Entries provided
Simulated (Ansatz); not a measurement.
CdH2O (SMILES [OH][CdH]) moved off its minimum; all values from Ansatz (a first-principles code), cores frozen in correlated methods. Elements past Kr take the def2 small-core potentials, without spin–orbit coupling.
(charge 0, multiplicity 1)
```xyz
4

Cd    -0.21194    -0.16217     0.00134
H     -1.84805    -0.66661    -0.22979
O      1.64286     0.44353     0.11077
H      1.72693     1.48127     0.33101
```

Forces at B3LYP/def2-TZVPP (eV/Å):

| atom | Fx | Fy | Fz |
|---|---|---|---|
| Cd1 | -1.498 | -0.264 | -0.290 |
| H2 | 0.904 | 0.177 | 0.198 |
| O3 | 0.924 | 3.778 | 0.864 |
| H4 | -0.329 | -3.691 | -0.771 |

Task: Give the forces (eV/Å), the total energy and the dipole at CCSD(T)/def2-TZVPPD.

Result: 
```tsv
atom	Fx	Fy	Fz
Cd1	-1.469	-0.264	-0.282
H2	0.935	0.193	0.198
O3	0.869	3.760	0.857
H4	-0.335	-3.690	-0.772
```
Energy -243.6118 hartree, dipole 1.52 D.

Assigned task
Repeat exactly, please, each line from the beginning of the data through the line with "-3.691 | -0.771 |" in it, and only those lines.

Task answer
Simulated (Ansatz); not a measurement.
CdH2O (SMILES [OH][CdH]) moved off its minimum; all values from Ansatz (a first-principles code), cores frozen in correlated methods. Elements past Kr take the def2 small-core potentials, without spin–orbit coupling.
(charge 0, multiplicity 1)
```xyz
4

Cd    -0.21194    -0.16217     0.00134
H     -1.84805    -0.66661    -0.22979
O      1.64286     0.44353     0.11077
H      1.72693     1.48127     0.33101
```

Forces at B3LYP/def2-TZVPP (eV/Å):

| atom | Fx | Fy | Fz |
|---|---|---|---|
| Cd1 | -1.498 | -0.264 | -0.290 |
| H2 | 0.904 | 0.177 | 0.198 |
| O3 | 0.924 | 3.778 | 0.864 |
| H4 | -0.329 | -3.691 | -0.771 |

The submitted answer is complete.